→ ASSIGNED TASK
Would you restate word for word the lines of the listing, beginning at the first and ending with the line that holds "potentials (set 64))."?

·····

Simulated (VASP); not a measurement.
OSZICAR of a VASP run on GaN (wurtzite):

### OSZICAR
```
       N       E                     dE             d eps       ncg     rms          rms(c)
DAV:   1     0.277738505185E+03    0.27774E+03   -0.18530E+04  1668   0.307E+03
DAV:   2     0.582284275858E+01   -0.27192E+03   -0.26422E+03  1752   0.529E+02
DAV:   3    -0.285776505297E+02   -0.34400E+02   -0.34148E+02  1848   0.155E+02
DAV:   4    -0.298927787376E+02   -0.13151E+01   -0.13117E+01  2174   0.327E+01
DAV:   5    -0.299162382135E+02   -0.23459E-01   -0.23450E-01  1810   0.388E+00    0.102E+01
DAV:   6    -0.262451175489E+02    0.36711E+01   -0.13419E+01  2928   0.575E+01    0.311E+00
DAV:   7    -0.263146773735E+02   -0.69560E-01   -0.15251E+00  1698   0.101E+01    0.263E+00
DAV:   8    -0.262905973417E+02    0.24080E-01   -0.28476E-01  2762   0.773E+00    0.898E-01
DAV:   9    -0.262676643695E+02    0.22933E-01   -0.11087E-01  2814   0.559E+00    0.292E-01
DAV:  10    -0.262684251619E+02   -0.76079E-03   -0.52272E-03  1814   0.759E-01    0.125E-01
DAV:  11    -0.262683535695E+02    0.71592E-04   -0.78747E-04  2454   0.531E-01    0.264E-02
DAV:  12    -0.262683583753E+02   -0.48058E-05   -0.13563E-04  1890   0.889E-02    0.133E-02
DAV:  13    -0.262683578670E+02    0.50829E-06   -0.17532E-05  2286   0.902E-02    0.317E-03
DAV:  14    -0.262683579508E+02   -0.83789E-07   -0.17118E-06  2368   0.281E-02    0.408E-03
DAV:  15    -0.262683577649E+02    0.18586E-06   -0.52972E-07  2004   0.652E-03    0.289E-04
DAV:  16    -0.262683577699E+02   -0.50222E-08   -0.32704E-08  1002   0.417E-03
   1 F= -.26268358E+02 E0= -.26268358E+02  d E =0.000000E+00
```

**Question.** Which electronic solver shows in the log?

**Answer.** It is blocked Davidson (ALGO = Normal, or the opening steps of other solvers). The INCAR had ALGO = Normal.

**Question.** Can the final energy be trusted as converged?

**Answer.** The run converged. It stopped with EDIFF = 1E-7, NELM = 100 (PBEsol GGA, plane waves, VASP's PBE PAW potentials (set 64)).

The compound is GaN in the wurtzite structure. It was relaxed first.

·····

→ PROBLEM SOLUTION
Simulated (VASP); not a measurement.
OSZICAR of a VASP run on GaN (wurtzite):

### OSZICAR
```
       N       E                     dE             d eps       ncg     rms          rms(c)
DAV:   1     0.277738505185E+03    0.27774E+03   -0.18530E+04  1668   0.307E+03
DAV:   2     0.582284275858E+01   -0.27192E+03   -0.26422E+03  1752   0.529E+02
DAV:   3    -0.285776505297E+02   -0.34400E+02   -0.34148E+02  1848   0.155E+02
DAV:   4    -0.298927787376E+02   -0.13151E+01   -0.13117E+01  2174   0.327E+01
DAV:   5    -0.299162382135E+02   -0.23459E-01   -0.23450E-01  1810   0.388E+00    0.102E+01
DAV:   6    -0.262451175489E+02    0.36711E+01   -0.13419E+01  2928   0.575E+01    0.311E+00
DAV:   7    -0.263146773735E+02   -0.69560E-01   -0.15251E+00  1698   0.101E+01    0.263E+00
DAV:   8    -0.262905973417E+02    0.24080E-01   -0.28476E-01  2762   0.773E+00    0.898E-01
DAV:   9    -0.262676643695E+02    0.22933E-01   -0.11087E-01  2814   0.559E+00    0.292E-01
DAV:  10    -0.262684251619E+02   -0.76079E-03   -0.52272E-03  1814   0.759E-01    0.125E-01
DAV:  11    -0.262683535695E+02    0.71592E-04   -0.78747E-04  2454   0.531E-01    0.264E-02
DAV:  12    -0.262683583753E+02   -0.48058E-05   -0.13563E-04  1890   0.889E-02    0.133E-02
DAV:  13    -0.262683578670E+02    0.50829E-06   -0.17532E-05  2286   0.902E-02    0.317E-03
DAV:  14    -0.262683579508E+02   -0.83789E-07   -0.17118E-06  2368   0.281E-02    0.408E-03
DAV:  15    -0.262683577649E+02    0.18586E-06   -0.52972E-07  2004   0.652E-03    0.289E-04
DAV:  16    -0.262683577699E+02   -0.50222E-08   -0.32704E-08  1002   0.417E-03
   1 F= -.26268358E+02 E0= -.26268358E+02  d E =0.000000E+00
```

**Question.** Which electronic solver shows in the log?

**Answer.** It is blocked Davidson (ALGO = Normal, or the opening steps of other solvers). The INCAR had ALGO = Normal.

**Question.** Can the final energy be trusted as converged?

**Answer.** The run converged. It stopped with EDIFF = 1E-7, NELM = 100 (PBEsol GGA, plane waves, VASP's PBE PAW potentials (set 64)).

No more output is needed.